******************************
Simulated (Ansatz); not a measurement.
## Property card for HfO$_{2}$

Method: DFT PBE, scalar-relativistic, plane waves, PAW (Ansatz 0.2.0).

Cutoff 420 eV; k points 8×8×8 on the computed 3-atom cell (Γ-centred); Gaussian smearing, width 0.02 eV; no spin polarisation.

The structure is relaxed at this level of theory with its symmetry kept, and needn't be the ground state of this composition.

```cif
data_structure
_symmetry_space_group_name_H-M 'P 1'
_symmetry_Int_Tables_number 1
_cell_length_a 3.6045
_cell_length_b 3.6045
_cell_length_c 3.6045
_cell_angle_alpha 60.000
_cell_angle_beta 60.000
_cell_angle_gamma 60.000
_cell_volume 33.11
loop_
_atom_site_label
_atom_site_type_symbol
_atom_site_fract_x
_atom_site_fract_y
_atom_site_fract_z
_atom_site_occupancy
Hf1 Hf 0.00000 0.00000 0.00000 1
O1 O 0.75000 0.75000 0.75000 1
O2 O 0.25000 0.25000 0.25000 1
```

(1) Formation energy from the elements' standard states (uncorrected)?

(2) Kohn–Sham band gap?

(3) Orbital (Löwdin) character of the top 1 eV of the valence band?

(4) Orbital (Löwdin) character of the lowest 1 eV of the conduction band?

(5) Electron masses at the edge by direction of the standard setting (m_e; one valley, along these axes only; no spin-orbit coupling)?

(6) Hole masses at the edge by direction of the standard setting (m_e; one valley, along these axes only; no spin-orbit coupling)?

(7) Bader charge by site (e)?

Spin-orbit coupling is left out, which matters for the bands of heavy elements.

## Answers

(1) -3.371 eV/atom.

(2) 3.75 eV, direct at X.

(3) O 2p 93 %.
******************************

Work instruction: Output all of the data above without any alteration.

Task result:
Simulated (Ansatz); not a measurement.
## Property card for HfO$_{2}$

Method: DFT PBE, scalar-relativistic, plane waves, PAW (Ansatz 0.2.0).

Cutoff 420 eV; k points 8×8×8 on the computed 3-atom cell (Γ-centred); Gaussian smearing, width 0.02 eV; no spin polarisation.

The structure is relaxed at this level of theory with its symmetry kept, and needn't be the ground state of this composition.

```cif
data_structure
_symmetry_space_group_name_H-M 'P 1'
_symmetry_Int_Tables_number 1
_cell_length_a 3.6045
_cell_length_b 3.6045
_cell_length_c 3.6045
_cell_angle_alpha 60.000
_cell_angle_beta 60.000
_cell_angle_gamma 60.000
_cell_volume 33.11
loop_
_atom_site_label
_atom_site_type_symbol
_atom_site_fract_x
_atom_site_fract_y
_atom_site_fract_z
_atom_site_occupancy
Hf1 Hf 0.00000 0.00000 0.00000 1
O1 O 0.75000 0.75000 0.75000 1
O2 O 0.25000 0.25000 0.25000 1
```

(1) Formation energy from the elements' standard states (uncorrected)?

(2) Kohn–Sham band gap?

(3) Orbital (Löwdin) character of the top 1 eV of the valence band?

(4) Orbital (Löwdin) character of the lowest 1 eV of the conduction band?

(5) Electron masses at the edge by direction of the standard setting (m_e; one valley, along these axes only; no spin-orbit coupling)?

(6) Hole masses at the edge by direction of the standard setting (m_e; one valley, along these axes only; no spin-orbit coupling)?

(7) Bader charge by site (e)?

Spin-orbit coupling is left out, which matters for the bands of heavy elements.

## Answers

(1) -3.371 eV/atom.

(2) 3.75 eV, direct at X.

(3) O 2p 93 %.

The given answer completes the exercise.